> **ENTRIES SHOWN**:
☆ ☆ ☆ ☆ ☆ ☆ ☆
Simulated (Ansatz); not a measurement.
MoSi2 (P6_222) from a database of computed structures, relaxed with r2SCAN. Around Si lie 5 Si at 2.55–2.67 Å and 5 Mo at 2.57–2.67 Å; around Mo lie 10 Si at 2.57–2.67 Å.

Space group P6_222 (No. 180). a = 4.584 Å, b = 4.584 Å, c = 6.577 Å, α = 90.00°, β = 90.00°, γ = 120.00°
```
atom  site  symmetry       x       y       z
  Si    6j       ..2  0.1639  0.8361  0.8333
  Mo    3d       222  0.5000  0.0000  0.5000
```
☆ ☆ ☆ ☆ ☆ ☆ ☆

> **WORK TASK**:
Could you please reproduce each record exactly, leaving nothing out?

> **EXPECTED ANSWER**:
Simulated (Ansatz); not a measurement.
MoSi2 (P6_222) from a database of computed structures, relaxed with r2SCAN. Around Si lie 5 Si at 2.55–2.67 Å and 5 Mo at 2.57–2.67 Å; around Mo lie 10 Si at 2.57–2.67 Å.

Space group P6_222 (No. 180). a = 4.584 Å, b = 4.584 Å, c = 6.577 Å, α = 90.00°, β = 90.00°, γ = 120.00°
```
atom  site  symmetry       x       y       z
  Si    6j       ..2  0.1639  0.8361  0.8333
  Mo    3d       222  0.5000  0.0000  0.5000
```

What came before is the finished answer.